■ DATA:
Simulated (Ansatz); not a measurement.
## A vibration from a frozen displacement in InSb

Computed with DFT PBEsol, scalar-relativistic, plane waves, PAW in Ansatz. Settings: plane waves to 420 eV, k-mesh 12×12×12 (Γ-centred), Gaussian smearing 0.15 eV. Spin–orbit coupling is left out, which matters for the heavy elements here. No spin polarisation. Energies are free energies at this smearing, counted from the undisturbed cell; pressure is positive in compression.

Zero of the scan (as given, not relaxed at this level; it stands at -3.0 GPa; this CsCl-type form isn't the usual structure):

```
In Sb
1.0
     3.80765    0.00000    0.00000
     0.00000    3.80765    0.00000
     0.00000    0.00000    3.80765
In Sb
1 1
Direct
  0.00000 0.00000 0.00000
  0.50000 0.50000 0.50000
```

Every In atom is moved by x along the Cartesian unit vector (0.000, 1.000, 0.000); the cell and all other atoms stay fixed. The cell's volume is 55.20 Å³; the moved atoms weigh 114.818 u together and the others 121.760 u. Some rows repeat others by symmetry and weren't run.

■ ASSIGNED TASK: Can you reproduce all the material exactly?

■ TASK OUTPUT:
Simulated (Ansatz); not a measurement.
## A vibration from a frozen displacement in InSb

Computed with DFT PBEsol, scalar-relativistic, plane waves, PAW in Ansatz. Settings: plane waves to 420 eV, k-mesh 12×12×12 (Γ-centred), Gaussian smearing 0.15 eV. Spin–orbit coupling is left out, which matters for the heavy elements here. No spin polarisation. Energies are free energies at this smearing, counted from the undisturbed cell; pressure is positive in compression.

Zero of the scan (as given, not relaxed at this level; it stands at -3.0 GPa; this CsCl-type form isn't the usual structure):

```
In Sb
1.0
     3.80765    0.00000    0.00000
     0.00000    3.80765    0.00000
     0.00000    0.00000    3.80765
In Sb
1 1
Direct
  0.00000 0.00000 0.00000
  0.50000 0.50000 0.50000
```

Every In atom is moved by x along the Cartesian unit vector (0.000, 1.000, 0.000); the cell and all other atoms stay fixed. The cell's volume is 55.20 Å³; the moved atoms weigh 114.818 u together and the others 121.760 u. Some rows repeat others by symmetry and weren't run.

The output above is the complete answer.